## Source material:
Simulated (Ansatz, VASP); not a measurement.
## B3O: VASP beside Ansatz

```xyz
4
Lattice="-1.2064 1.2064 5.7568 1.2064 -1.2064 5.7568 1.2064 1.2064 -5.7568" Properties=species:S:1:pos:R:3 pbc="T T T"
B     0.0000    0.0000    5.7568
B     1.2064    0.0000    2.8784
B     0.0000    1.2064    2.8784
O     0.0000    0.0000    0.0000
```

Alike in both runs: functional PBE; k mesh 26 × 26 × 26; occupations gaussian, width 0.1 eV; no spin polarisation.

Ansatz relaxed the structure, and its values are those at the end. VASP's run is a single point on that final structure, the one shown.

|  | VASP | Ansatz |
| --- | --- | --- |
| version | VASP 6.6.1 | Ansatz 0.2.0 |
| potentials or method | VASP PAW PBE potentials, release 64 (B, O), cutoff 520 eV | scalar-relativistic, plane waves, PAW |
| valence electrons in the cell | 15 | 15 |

## Work task:
In full and word for word, repeat the records.

## Exercise answer:
Simulated (Ansatz, VASP); not a measurement.
## B3O: VASP beside Ansatz

```xyz
4
Lattice="-1.2064 1.2064 5.7568 1.2064 -1.2064 5.7568 1.2064 1.2064 -5.7568" Properties=species:S:1:pos:R:3 pbc="T T T"
B     0.0000    0.0000    5.7568
B     1.2064    0.0000    2.8784
B     0.0000    1.2064    2.8784
O     0.0000    0.0000    0.0000
```

Alike in both runs: functional PBE; k mesh 26 × 26 × 26; occupations gaussian, width 0.1 eV; no spin polarisation.

Ansatz relaxed the structure, and its values are those at the end. VASP's run is a single point on that final structure, the one shown.

|  | VASP | Ansatz |
| --- | --- | --- |
| version | VASP 6.6.1 | Ansatz 0.2.0 |
| potentials or method | VASP PAW PBE potentials, release 64 (B, O), cutoff 520 eV | scalar-relativistic, plane waves, PAW |
| valence electrons in the cell | 15 | 15 |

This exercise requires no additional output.